**Entries provided**
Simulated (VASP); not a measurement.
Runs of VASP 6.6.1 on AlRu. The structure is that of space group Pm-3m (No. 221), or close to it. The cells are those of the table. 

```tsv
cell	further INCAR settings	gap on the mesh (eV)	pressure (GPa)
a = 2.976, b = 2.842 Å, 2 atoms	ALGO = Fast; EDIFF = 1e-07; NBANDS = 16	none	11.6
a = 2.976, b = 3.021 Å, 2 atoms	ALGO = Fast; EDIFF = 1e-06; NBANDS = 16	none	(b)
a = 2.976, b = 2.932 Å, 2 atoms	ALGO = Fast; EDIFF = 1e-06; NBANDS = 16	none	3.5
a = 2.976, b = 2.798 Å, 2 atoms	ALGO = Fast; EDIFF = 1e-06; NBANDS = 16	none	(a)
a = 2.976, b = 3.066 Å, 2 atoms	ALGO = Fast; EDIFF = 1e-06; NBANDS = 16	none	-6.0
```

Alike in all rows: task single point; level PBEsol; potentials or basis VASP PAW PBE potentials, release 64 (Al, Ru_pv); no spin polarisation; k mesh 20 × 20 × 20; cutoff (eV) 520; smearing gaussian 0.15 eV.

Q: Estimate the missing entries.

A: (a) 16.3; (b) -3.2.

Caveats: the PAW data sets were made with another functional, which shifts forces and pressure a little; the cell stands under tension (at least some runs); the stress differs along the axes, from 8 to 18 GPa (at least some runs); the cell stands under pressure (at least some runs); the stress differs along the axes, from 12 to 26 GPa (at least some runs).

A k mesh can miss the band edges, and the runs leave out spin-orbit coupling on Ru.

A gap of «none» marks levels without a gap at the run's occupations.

**Requirement**
Out of the data above, set down the lines from the one with "Caveats: the PAW" to the one with "A k mesh can", both included, exactly as written and with no additions.

**Task solution**
Caveats: the PAW data sets were made with another functional, which shifts forces and pressure a little; the cell stands under tension (at least some runs); the stress differs along the axes, from 8 to 18 GPa (at least some runs); the cell stands under pressure (at least some runs); the stress differs along the axes, from 12 to 26 GPa (at least some runs).

A k mesh can miss the band edges, and the runs leave out spin-orbit coupling on Ru.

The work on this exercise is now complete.